================
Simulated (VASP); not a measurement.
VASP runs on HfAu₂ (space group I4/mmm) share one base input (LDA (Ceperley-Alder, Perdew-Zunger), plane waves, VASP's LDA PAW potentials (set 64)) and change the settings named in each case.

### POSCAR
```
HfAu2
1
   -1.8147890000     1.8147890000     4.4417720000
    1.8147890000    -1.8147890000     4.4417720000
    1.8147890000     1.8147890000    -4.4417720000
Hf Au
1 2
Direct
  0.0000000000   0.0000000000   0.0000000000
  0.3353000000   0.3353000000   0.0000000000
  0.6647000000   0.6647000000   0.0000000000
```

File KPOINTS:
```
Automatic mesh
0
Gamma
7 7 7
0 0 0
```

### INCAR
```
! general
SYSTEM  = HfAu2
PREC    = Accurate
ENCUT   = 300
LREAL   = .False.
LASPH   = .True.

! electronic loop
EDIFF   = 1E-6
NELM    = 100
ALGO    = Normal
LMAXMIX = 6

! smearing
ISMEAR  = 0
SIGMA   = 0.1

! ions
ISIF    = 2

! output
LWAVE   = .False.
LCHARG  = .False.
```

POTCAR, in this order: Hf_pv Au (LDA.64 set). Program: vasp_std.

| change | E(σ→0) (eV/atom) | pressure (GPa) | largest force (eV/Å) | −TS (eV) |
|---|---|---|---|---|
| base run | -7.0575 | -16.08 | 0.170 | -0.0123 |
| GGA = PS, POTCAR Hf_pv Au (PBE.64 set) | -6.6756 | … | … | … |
================

*Exercise*: Write out the listing's lines exactly, from its first line through the line that contains "0.170 | -0.0123 |", and stop there.

*Written response*:
Simulated (VASP); not a measurement.
VASP runs on HfAu₂ (space group I4/mmm) share one base input (LDA (Ceperley-Alder, Perdew-Zunger), plane waves, VASP's LDA PAW potentials (set 64)) and change the settings named in each case.

### POSCAR
```
HfAu2
1
   -1.8147890000     1.8147890000     4.4417720000
    1.8147890000    -1.8147890000     4.4417720000
    1.8147890000     1.8147890000    -4.4417720000
Hf Au
1 2
Direct
  0.0000000000   0.0000000000   0.0000000000
  0.3353000000   0.3353000000   0.0000000000
  0.6647000000   0.6647000000   0.0000000000
```

File KPOINTS:
```
Automatic mesh
0
Gamma
7 7 7
0 0 0
```

### INCAR
```
! general
SYSTEM  = HfAu2
PREC    = Accurate
ENCUT   = 300
LREAL   = .False.
LASPH   = .True.

! electronic loop
EDIFF   = 1E-6
NELM    = 100
ALGO    = Normal
LMAXMIX = 6

! smearing
ISMEAR  = 0
SIGMA   = 0.1

! ions
ISIF    = 2

! output
LWAVE   = .False.
LCHARG  = .False.
```

POTCAR, in this order: Hf_pv Au (LDA.64 set). Program: vasp_std.

| change | E(σ→0) (eV/atom) | pressure (GPa) | largest force (eV/Å) | −TS (eV) |
|---|---|---|---|---|
| base run | -7.0575 | -16.08 | 0.170 | -0.0123 |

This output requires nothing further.